===============

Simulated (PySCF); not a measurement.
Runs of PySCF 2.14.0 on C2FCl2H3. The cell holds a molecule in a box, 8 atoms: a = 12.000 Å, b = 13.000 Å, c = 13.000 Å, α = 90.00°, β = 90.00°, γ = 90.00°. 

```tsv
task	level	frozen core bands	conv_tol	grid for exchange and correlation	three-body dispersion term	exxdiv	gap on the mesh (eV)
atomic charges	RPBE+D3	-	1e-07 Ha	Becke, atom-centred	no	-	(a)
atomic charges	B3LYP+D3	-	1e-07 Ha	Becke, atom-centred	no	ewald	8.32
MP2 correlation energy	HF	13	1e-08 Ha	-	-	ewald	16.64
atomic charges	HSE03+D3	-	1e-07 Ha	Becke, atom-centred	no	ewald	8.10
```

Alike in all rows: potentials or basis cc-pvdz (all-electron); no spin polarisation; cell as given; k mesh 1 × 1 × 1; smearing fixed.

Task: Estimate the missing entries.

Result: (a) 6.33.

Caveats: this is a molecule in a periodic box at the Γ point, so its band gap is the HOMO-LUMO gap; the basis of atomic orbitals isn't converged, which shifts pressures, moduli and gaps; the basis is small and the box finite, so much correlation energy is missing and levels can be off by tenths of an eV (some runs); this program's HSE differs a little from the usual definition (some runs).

===============

§ **ACTION ITEM**
Everything from the first line above through the line that contains "Result: (a) 6.33." should be duplicated exactly, please, and nothing beyond it.

§ **TASK OUTPUT**
Simulated (PySCF); not a measurement.
Runs of PySCF 2.14.0 on C2FCl2H3. The cell holds a molecule in a box, 8 atoms: a = 12.000 Å, b = 13.000 Å, c = 13.000 Å, α = 90.00°, β = 90.00°, γ = 90.00°. 

```tsv
task	level	frozen core bands	conv_tol	grid for exchange and correlation	three-body dispersion term	exxdiv	gap on the mesh (eV)
atomic charges	RPBE+D3	-	1e-07 Ha	Becke, atom-centred	no	-	(a)
atomic charges	B3LYP+D3	-	1e-07 Ha	Becke, atom-centred	no	ewald	8.32
MP2 correlation energy	HF	13	1e-08 Ha	-	-	ewald	16.64
atomic charges	HSE03+D3	-	1e-07 Ha	Becke, atom-centred	no	ewald	8.10
```

Alike in all rows: potentials or basis cc-pvdz (all-electron); no spin polarisation; cell as given; k mesh 1 × 1 × 1; smearing fixed.

Task: Estimate the missing entries.

Result: (a) 6.33.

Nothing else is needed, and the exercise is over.